> Data extracts
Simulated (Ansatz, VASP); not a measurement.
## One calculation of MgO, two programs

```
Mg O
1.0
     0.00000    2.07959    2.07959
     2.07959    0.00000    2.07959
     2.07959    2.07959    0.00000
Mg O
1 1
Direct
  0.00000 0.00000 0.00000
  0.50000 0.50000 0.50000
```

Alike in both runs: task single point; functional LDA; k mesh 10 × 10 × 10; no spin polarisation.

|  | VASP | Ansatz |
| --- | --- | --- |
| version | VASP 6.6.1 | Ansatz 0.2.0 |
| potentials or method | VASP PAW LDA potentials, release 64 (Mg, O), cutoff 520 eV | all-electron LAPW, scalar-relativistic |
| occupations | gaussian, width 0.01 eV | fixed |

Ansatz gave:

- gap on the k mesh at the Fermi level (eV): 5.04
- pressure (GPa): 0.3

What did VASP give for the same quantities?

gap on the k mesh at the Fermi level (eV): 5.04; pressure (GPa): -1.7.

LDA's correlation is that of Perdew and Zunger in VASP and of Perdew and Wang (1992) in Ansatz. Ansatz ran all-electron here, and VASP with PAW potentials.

> Task item
In the entries above, please find the line with "What did VASP give for the same quantities?" and the line with "gap on the k mesh at the Fermi level (eV): 5.04;", then write out exactly those two lines and every line between them, and nothing more.

> Written answer
What did VASP give for the same quantities?

gap on the k mesh at the Fermi level (eV): 5.04; pressure (GPa): -1.7.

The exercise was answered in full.